» ACTION ITEM
The response should be the lines of the data, starting at the first and ending at the one that contains "- Spin: no spin polarisation", copied without change.

== Segment start ==
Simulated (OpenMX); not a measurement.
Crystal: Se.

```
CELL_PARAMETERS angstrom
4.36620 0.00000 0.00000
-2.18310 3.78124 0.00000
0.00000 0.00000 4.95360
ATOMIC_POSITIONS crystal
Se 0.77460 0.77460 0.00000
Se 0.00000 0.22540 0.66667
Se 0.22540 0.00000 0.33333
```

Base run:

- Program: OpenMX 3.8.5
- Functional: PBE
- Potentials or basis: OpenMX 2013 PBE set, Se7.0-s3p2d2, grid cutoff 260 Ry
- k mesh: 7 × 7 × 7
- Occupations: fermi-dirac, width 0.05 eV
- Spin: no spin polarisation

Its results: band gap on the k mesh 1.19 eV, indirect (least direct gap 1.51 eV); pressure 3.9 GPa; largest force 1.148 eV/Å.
== Segment end ==

» ANSWER SPACE
Simulated (OpenMX); not a measurement.
Crystal: Se.

```
CELL_PARAMETERS angstrom
4.36620 0.00000 0.00000
-2.18310 3.78124 0.00000
0.00000 0.00000 4.95360
ATOMIC_POSITIONS crystal
Se 0.77460 0.77460 0.00000
Se 0.00000 0.22540 0.66667
Se 0.22540 0.00000 0.33333
```

Base run:

- Program: OpenMX 3.8.5
- Functional: PBE
- Potentials or basis: OpenMX 2013 PBE set, Se7.0-s3p2d2, grid cutoff 260 Ry
- k mesh: 7 × 7 × 7
- Occupations: fermi-dirac, width 0.05 eV
- Spin: no spin polarisation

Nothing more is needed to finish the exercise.